Provided records:
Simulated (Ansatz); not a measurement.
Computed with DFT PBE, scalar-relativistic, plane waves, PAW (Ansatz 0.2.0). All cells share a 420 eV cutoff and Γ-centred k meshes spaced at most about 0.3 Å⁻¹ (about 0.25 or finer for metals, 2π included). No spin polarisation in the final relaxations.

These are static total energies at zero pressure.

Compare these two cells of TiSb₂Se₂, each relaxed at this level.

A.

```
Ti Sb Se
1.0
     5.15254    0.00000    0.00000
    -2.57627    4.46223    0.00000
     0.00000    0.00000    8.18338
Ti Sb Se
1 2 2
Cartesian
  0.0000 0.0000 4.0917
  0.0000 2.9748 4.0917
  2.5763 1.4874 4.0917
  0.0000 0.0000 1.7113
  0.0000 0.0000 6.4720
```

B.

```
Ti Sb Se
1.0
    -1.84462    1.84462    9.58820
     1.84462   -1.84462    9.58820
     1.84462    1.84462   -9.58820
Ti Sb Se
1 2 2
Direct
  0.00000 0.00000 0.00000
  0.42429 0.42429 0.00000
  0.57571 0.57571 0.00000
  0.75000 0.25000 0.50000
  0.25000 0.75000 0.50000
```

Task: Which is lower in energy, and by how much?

Action item: Repeat each record word for word. Do not leave any out.

Problem solution:
Simulated (Ansatz); not a measurement.
Computed with DFT PBE, scalar-relativistic, plane waves, PAW (Ansatz 0.2.0). All cells share a 420 eV cutoff and Γ-centred k meshes spaced at most about 0.3 Å⁻¹ (about 0.25 or finer for metals, 2π included). No spin polarisation in the final relaxations.

These are static total energies at zero pressure.

Compare these two cells of TiSb₂Se₂, each relaxed at this level.

A.

```
Ti Sb Se
1.0
     5.15254    0.00000    0.00000
    -2.57627    4.46223    0.00000
     0.00000    0.00000    8.18338
Ti Sb Se
1 2 2
Cartesian
  0.0000 0.0000 4.0917
  0.0000 2.9748 4.0917
  2.5763 1.4874 4.0917
  0.0000 0.0000 1.7113
  0.0000 0.0000 6.4720
```

B.

```
Ti Sb Se
1.0
    -1.84462    1.84462    9.58820
     1.84462   -1.84462    9.58820
     1.84462    1.84462   -9.58820
Ti Sb Se
1 2 2
Direct
  0.00000 0.00000 0.00000
  0.42429 0.42429 0.00000
  0.57571 0.57571 0.00000
  0.75000 0.25000 0.50000
  0.25000 0.75000 0.50000
```

Task: Which is lower in energy, and by how much?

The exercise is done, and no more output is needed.